* _Records supplied_:
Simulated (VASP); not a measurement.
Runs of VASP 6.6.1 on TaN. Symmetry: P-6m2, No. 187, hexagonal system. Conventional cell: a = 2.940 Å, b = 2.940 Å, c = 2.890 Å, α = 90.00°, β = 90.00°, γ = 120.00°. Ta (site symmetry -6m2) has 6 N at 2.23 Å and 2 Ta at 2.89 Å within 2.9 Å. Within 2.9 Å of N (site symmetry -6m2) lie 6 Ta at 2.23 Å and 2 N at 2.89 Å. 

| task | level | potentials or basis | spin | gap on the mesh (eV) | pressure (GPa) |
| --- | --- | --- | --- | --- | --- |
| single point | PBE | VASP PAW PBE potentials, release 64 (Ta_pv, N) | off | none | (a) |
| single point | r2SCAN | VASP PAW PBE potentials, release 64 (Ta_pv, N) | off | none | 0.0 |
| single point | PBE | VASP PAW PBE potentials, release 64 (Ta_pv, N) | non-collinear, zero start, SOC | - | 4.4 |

* _Activity_:
Set the material down exactly as written, starting at its first line. The line containing "none | 0.0 |" is the last one to include.

* _Exercise response_:
Simulated (VASP); not a measurement.
Runs of VASP 6.6.1 on TaN. Symmetry: P-6m2, No. 187, hexagonal system. Conventional cell: a = 2.940 Å, b = 2.940 Å, c = 2.890 Å, α = 90.00°, β = 90.00°, γ = 120.00°. Ta (site symmetry -6m2) has 6 N at 2.23 Å and 2 Ta at 2.89 Å within 2.9 Å. Within 2.9 Å of N (site symmetry -6m2) lie 6 Ta at 2.23 Å and 2 N at 2.89 Å. 

| task | level | potentials or basis | spin | gap on the mesh (eV) | pressure (GPa) |
| --- | --- | --- | --- | --- | --- |
| single point | PBE | VASP PAW PBE potentials, release 64 (Ta_pv, N) | off | none | (a) |
| single point | r2SCAN | VASP PAW PBE potentials, release 64 (Ta_pv, N) | off | none | 0.0 |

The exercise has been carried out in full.